» REQUIREMENT:
Write the entries out exactly, with the final line being the one containing "mesh | 8 × 8 × 8 |".

» PROVIDED INFORMATION:
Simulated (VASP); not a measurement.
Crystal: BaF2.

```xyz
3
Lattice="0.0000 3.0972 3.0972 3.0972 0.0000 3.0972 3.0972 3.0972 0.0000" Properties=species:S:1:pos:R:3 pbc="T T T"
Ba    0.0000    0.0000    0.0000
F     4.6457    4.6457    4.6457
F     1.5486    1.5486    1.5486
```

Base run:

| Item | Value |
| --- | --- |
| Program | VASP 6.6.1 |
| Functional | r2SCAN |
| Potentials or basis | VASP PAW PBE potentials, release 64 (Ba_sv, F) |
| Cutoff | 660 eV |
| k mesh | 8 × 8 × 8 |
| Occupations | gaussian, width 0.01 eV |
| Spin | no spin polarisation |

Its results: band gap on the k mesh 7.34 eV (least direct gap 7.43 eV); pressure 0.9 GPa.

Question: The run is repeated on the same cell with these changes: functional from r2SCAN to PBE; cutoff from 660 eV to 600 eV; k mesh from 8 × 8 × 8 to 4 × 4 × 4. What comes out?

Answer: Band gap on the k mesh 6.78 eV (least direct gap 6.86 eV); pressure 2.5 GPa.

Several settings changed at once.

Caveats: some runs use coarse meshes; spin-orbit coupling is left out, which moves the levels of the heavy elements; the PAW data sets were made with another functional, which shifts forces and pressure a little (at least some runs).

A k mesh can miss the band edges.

» EXERCISE RESULT:
Simulated (VASP); not a measurement.
Crystal: BaF2.

```xyz
3
Lattice="0.0000 3.0972 3.0972 3.0972 0.0000 3.0972 3.0972 3.0972 0.0000" Properties=species:S:1:pos:R:3 pbc="T T T"
Ba    0.0000    0.0000    0.0000
F     4.6457    4.6457    4.6457
F     1.5486    1.5486    1.5486
```

Base run:

| Item | Value |
| --- | --- |
| Program | VASP 6.6.1 |
| Functional | r2SCAN |
| Potentials or basis | VASP PAW PBE potentials, release 64 (Ba_sv, F) |
| Cutoff | 660 eV |
| k mesh | 8 × 8 × 8 |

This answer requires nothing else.